═══ INFORMATION SHOWN ═══
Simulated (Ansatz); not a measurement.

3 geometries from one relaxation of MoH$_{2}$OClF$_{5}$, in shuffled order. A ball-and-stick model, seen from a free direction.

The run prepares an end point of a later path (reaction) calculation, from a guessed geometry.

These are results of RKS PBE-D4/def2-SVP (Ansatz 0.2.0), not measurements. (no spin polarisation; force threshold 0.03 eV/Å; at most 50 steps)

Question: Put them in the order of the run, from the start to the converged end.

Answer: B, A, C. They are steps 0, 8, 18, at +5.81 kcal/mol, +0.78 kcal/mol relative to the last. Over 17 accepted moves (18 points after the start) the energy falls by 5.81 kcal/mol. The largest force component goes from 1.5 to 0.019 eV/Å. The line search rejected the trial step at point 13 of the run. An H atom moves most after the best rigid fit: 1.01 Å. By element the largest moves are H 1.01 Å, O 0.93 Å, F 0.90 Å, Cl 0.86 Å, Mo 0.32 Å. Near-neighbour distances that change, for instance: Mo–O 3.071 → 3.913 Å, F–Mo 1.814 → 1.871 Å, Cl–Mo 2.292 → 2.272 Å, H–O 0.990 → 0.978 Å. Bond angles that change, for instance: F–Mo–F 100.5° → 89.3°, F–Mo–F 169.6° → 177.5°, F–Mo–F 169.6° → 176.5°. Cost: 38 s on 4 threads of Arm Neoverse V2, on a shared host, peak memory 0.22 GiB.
═══

» **REQUIRED ACTION**:
When you answer, output each line of the data exactly as given, from its first line up to and including the one with "Question: Put them".

» **ANSWER AREA**:
Simulated (Ansatz); not a measurement.

3 geometries from one relaxation of MoH$_{2}$OClF$_{5}$, in shuffled order. A ball-and-stick model, seen from a free direction.

The run prepares an end point of a later path (reaction) calculation, from a guessed geometry.

These are results of RKS PBE-D4/def2-SVP (Ansatz 0.2.0), not measurements. (no spin polarisation; force threshold 0.03 eV/Å; at most 50 steps)

Question: Put them in the order of the run, from the start to the converged end.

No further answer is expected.